■ **EXTRACTED DATA**:
· · · ·

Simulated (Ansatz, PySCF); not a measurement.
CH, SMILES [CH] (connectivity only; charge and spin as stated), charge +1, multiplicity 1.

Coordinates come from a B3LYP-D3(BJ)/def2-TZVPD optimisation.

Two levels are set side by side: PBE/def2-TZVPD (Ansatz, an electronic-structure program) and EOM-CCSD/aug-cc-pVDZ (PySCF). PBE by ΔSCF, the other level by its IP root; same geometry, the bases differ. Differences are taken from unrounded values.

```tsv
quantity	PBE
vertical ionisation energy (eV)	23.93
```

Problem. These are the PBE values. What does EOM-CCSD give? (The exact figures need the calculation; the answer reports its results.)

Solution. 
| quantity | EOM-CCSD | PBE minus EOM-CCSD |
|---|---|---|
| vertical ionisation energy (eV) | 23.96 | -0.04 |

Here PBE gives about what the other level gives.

· · · ·

Beginning with the very first line of the material, please return exactly each line down to and including the one with "23.96 | -0.04 |".

Simulated (Ansatz, PySCF); not a measurement.
CH, SMILES [CH] (connectivity only; charge and spin as stated), charge +1, multiplicity 1.

Coordinates come from a B3LYP-D3(BJ)/def2-TZVPD optimisation.

Two levels are set side by side: PBE/def2-TZVPD (Ansatz, an electronic-structure program) and EOM-CCSD/aug-cc-pVDZ (PySCF). PBE by ΔSCF, the other level by its IP root; same geometry, the bases differ. Differences are taken from unrounded values.

```tsv
quantity	PBE
vertical ionisation energy (eV)	23.93
```

Problem. These are the PBE values. What does EOM-CCSD give? (The exact figures need the calculation; the answer reports its results.)

Solution. 
| quantity | EOM-CCSD | PBE minus EOM-CCSD |
|---|---|---|
| vertical ionisation energy (eV) | 23.96 | -0.04 |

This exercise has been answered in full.